*** Data for analysis Section Begins ***

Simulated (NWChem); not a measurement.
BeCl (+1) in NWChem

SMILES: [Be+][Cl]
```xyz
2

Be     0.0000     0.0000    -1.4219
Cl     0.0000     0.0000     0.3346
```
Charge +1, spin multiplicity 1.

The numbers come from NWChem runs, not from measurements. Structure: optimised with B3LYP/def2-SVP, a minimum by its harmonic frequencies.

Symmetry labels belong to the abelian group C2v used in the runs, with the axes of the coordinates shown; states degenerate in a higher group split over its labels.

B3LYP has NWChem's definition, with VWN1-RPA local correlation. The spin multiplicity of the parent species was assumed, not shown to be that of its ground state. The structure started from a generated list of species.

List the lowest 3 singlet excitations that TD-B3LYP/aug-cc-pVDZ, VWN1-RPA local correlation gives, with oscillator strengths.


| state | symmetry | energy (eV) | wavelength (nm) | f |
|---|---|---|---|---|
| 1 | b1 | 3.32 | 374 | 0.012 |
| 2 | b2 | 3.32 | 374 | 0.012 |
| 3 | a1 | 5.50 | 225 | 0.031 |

*** Data for analysis Section Ends ***

Required action: Your task is to copy all of the entries exactly.

Answer area:
Simulated (NWChem); not a measurement.
BeCl (+1) in NWChem

SMILES: [Be+][Cl]
```xyz
2

Be     0.0000     0.0000    -1.4219
Cl     0.0000     0.0000     0.3346
```
Charge +1, spin multiplicity 1.

The numbers come from NWChem runs, not from measurements. Structure: optimised with B3LYP/def2-SVP, a minimum by its harmonic frequencies.

Symmetry labels belong to the abelian group C2v used in the runs, with the axes of the coordinates shown; states degenerate in a higher group split over its labels.

B3LYP has NWChem's definition, with VWN1-RPA local correlation. The spin multiplicity of the parent species was assumed, not shown to be that of its ground state. The structure started from a generated list of species.

List the lowest 3 singlet excitations that TD-B3LYP/aug-cc-pVDZ, VWN1-RPA local correlation gives, with oscillator strengths.


| state | symmetry | energy (eV) | wavelength (nm) | f |
|---|---|---|---|---|
| 1 | b1 | 3.32 | 374 | 0.012 |
| 2 | b2 | 3.32 | 374 | 0.012 |
| 3 | a1 | 5.50 | 225 | 0.031 |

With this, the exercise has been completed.